Information supplied -
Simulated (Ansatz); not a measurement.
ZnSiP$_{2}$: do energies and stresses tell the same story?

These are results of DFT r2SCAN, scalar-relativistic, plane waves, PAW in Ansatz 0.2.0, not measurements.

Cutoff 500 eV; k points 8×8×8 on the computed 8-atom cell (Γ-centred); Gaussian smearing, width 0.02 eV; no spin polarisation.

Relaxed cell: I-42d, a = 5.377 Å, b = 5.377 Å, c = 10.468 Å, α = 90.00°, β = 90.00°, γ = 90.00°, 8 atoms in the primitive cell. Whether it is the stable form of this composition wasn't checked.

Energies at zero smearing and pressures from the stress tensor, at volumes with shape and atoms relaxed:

Work request - Restate all the material above, keeping each word as it is.

Task solution -
Simulated (Ansatz); not a measurement.
ZnSiP$_{2}$: do energies and stresses tell the same story?

These are results of DFT r2SCAN, scalar-relativistic, plane waves, PAW in Ansatz 0.2.0, not measurements.

Cutoff 500 eV; k points 8×8×8 on the computed 8-atom cell (Γ-centred); Gaussian smearing, width 0.02 eV; no spin polarisation.

Relaxed cell: I-42d, a = 5.377 Å, b = 5.377 Å, c = 10.468 Å, α = 90.00°, β = 90.00°, γ = 90.00°, 8 atoms in the primitive cell. Whether it is the stable form of this composition wasn't checked.

Energies at zero smearing and pressures from the stress tensor, at volumes with shape and atoms relaxed:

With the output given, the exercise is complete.